Line by line, reproduce exactly the beginning of the listing below, ending with the line that contains "## (1) Set-up" and adding nothing.

Extracted data Block Start

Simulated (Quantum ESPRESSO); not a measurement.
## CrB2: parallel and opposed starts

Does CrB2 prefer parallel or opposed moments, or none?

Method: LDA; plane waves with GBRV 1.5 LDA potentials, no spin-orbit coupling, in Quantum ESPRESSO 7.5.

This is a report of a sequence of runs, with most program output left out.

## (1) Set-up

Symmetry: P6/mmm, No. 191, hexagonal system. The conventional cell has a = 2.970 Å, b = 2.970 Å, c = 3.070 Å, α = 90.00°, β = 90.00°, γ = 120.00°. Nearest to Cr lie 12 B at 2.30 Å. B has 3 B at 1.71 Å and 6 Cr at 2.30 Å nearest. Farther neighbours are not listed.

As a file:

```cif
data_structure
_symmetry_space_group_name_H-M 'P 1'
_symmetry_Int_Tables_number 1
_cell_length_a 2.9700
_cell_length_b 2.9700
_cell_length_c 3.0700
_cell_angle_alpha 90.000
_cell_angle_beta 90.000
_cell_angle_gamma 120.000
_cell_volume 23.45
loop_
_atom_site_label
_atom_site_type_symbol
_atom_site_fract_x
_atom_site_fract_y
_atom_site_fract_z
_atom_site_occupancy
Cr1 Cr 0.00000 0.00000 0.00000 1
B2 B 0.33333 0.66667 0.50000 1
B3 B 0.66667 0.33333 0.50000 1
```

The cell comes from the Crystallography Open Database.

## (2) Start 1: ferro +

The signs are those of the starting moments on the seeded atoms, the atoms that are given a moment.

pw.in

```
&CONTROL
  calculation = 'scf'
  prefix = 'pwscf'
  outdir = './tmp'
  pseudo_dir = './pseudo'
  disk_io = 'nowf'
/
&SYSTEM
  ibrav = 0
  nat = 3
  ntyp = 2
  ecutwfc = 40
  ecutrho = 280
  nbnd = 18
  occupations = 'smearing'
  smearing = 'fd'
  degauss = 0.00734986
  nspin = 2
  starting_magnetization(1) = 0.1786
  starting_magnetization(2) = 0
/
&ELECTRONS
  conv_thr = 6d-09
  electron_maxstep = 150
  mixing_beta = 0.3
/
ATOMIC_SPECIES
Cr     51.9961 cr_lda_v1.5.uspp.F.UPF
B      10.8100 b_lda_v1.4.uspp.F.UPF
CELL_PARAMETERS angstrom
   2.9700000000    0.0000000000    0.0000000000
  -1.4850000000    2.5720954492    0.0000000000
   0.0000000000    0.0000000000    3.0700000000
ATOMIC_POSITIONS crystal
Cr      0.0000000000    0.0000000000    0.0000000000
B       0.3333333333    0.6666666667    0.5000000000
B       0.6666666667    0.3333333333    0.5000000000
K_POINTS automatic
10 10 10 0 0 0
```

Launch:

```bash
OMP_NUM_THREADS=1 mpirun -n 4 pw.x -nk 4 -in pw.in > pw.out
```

Extracted data Block End

Written response:
Simulated (Quantum ESPRESSO); not a measurement.
## CrB2: parallel and opposed starts

Does CrB2 prefer parallel or opposed moments, or none?

Method: LDA; plane waves with GBRV 1.5 LDA potentials, no spin-orbit coupling, in Quantum ESPRESSO 7.5.

This is a report of a sequence of runs, with most program output left out.

## (1) Set-up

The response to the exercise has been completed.